#### Work request
What is needed is a verbatim copy of all the records.

#### Given records
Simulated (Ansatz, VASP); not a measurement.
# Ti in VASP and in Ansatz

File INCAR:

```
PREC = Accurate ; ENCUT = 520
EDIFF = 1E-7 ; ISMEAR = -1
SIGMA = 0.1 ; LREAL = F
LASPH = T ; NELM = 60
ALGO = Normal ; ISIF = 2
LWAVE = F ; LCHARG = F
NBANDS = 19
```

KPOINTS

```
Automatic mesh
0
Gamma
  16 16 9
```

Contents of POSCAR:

#### Exercise response
Simulated (Ansatz, VASP); not a measurement.
# Ti in VASP and in Ansatz

File INCAR:

```
PREC = Accurate ; ENCUT = 520
EDIFF = 1E-7 ; ISMEAR = -1
SIGMA = 0.1 ; LREAL = F
LASPH = T ; NELM = 60
ALGO = Normal ; ISIF = 2
LWAVE = F ; LCHARG = F
NBANDS = 19
```

KPOINTS

```
Automatic mesh
0
Gamma
  16 16 9
```

Contents of POSCAR:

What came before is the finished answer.